***** Extracted information

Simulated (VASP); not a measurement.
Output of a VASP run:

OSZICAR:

**********

Each line of the records above, from the first through the one containing "Output of a", is to be retyped exactly; no other line belongs.

Simulated (VASP); not a measurement.
Output of a VASP run:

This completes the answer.